• PROVIDED MATERIAL:
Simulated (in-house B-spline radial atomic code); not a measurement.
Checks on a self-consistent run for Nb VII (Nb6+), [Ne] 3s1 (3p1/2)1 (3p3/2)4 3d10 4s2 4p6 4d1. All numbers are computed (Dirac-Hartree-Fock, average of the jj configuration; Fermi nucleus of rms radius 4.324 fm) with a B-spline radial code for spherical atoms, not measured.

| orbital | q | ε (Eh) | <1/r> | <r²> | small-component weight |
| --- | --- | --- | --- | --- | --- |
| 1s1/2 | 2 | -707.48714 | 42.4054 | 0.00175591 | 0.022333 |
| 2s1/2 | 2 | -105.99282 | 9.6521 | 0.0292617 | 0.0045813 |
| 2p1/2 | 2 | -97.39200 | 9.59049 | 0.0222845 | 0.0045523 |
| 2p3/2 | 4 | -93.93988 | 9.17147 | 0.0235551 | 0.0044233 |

• REQUIREMENT: Would you write out the full set of records above without alteration?

• ANSWER BOX:
Simulated (in-house B-spline radial atomic code); not a measurement.
Checks on a self-consistent run for Nb VII (Nb6+), [Ne] 3s1 (3p1/2)1 (3p3/2)4 3d10 4s2 4p6 4d1. All numbers are computed (Dirac-Hartree-Fock, average of the jj configuration; Fermi nucleus of rms radius 4.324 fm) with a B-spline radial code for spherical atoms, not measured.

| orbital | q | ε (Eh) | <1/r> | <r²> | small-component weight |
| --- | --- | --- | --- | --- | --- |
| 1s1/2 | 2 | -707.48714 | 42.4054 | 0.00175591 | 0.022333 |
| 2s1/2 | 2 | -105.99282 | 9.6521 | 0.0292617 | 0.0045813 |
| 2p1/2 | 2 | -97.39200 | 9.59049 | 0.0222845 | 0.0045523 |
| 2p3/2 | 4 | -93.93988 | 9.17147 | 0.0235551 | 0.0044233 |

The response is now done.